━━━━━━
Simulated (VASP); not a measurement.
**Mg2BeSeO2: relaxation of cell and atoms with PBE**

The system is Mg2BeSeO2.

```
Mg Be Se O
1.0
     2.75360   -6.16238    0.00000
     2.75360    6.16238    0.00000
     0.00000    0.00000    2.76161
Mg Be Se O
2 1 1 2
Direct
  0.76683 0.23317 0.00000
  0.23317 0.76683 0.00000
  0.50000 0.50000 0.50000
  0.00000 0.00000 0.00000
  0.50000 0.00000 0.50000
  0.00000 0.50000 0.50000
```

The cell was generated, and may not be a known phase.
━━━━━━

Print the records once more, exactly as they were given.

* Response box
Simulated (VASP); not a measurement.
**Mg2BeSeO2: relaxation of cell and atoms with PBE**

The system is Mg2BeSeO2.

```
Mg Be Se O
1.0
     2.75360   -6.16238    0.00000
     2.75360    6.16238    0.00000
     0.00000    0.00000    2.76161
Mg Be Se O
2 1 1 2
Direct
  0.76683 0.23317 0.00000
  0.23317 0.76683 0.00000
  0.50000 0.50000 0.50000
  0.00000 0.00000 0.00000
  0.50000 0.00000 0.50000
  0.00000 0.50000 0.50000
```

The cell was generated, and may not be a known phase.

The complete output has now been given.